§ ASSIGNED TASK:
Print the data that follows exactly as it stands, from its first line through the line containing "The geometry comes", and stop there.

§ GIVEN DATA:
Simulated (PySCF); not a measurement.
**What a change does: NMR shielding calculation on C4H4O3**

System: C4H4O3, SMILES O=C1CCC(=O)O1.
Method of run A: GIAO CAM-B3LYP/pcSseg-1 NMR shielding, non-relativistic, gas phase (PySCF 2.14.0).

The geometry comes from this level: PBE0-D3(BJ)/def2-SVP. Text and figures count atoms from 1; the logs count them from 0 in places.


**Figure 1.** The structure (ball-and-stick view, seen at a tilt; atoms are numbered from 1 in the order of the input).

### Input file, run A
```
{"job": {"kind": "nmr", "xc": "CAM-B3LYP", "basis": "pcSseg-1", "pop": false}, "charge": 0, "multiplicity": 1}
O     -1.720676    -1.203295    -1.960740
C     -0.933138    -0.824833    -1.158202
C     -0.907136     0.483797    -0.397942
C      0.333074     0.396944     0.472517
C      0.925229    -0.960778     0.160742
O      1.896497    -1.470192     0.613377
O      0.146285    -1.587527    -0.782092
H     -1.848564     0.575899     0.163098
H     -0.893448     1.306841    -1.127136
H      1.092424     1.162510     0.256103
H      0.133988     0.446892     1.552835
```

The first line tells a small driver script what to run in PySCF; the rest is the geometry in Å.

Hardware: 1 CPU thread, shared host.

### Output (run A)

§ EXERCISE ANSWER:
Simulated (PySCF); not a measurement.
**What a change does: NMR shielding calculation on C4H4O3**

System: C4H4O3, SMILES O=C1CCC(=O)O1.
Method of run A: GIAO CAM-B3LYP/pcSseg-1 NMR shielding, non-relativistic, gas phase (PySCF 2.14.0).

The geometry comes from this level: PBE0-D3(BJ)/def2-SVP. Text and figures count atoms from 1; the logs count them from 0 in places.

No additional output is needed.